WORK ORDER: Reproduce, from the lines below, exactly the stretch that begins at the line containing "# NiCl6 in Ansatz: reference runs" and ends at the line containing "### 1 The structure", both included.

DATA EXCERPTS:
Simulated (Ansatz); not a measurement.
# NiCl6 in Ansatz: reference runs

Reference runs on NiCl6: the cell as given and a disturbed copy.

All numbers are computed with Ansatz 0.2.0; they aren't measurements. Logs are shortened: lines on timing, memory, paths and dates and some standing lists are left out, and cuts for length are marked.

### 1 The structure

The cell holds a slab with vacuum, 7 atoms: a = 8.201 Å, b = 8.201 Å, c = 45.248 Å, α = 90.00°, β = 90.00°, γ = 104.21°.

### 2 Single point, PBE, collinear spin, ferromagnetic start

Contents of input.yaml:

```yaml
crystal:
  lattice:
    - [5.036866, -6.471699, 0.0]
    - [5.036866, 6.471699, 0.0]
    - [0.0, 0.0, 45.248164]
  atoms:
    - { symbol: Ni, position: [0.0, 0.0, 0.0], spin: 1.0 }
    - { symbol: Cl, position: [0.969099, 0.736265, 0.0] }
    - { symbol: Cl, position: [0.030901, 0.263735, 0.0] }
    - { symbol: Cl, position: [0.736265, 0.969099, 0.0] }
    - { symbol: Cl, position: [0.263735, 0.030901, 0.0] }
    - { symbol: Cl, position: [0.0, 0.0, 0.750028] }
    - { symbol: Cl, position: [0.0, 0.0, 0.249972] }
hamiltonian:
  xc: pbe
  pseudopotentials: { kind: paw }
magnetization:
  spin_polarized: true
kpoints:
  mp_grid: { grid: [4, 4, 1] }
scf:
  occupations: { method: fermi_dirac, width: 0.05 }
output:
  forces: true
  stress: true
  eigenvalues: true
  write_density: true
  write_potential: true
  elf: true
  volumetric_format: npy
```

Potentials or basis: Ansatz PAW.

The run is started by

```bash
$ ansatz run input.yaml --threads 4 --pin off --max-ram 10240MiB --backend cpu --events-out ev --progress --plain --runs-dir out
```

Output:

TASK SOLUTION:
# NiCl6 in Ansatz: reference runs

Reference runs on NiCl6: the cell as given and a disturbed copy.

All numbers are computed with Ansatz 0.2.0; they aren't measurements. Logs are shortened: lines on timing, memory, paths and dates and some standing lists are left out, and cuts for length are marked.

### 1 The structure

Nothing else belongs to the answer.